▶ Data records
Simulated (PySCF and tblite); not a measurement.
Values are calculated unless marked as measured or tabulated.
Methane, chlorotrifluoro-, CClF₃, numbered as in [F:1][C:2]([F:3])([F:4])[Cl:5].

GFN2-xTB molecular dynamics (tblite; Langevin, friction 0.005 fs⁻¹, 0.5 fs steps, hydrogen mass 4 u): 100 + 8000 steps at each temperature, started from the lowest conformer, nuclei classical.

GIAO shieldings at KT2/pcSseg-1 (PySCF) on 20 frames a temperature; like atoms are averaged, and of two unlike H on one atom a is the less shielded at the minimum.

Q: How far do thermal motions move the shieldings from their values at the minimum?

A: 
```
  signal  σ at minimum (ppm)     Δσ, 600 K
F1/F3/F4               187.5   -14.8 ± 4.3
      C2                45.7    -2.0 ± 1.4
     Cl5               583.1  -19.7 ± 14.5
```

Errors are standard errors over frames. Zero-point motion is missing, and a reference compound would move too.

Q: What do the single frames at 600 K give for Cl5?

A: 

▶ Requirement
Write the records out again. Keep every line exactly as it is.

▶ Answer section
Simulated (PySCF and tblite); not a measurement.
Values are calculated unless marked as measured or tabulated.
Methane, chlorotrifluoro-, CClF₃, numbered as in [F:1][C:2]([F:3])([F:4])[Cl:5].

GFN2-xTB molecular dynamics (tblite; Langevin, friction 0.005 fs⁻¹, 0.5 fs steps, hydrogen mass 4 u): 100 + 8000 steps at each temperature, started from the lowest conformer, nuclei classical.

GIAO shieldings at KT2/pcSseg-1 (PySCF) on 20 frames a temperature; like atoms are averaged, and of two unlike H on one atom a is the less shielded at the minimum.

Q: How far do thermal motions move the shieldings from their values at the minimum?

A: 
```
  signal  σ at minimum (ppm)     Δσ, 600 K
F1/F3/F4               187.5   -14.8 ± 4.3
      C2                45.7    -2.0 ± 1.4
     Cl5               583.1  -19.7 ± 14.5
```

Errors are standard errors over frames. Zero-point motion is missing, and a reference compound would move too.

Q: What do the single frames at 600 K give for Cl5?

A: 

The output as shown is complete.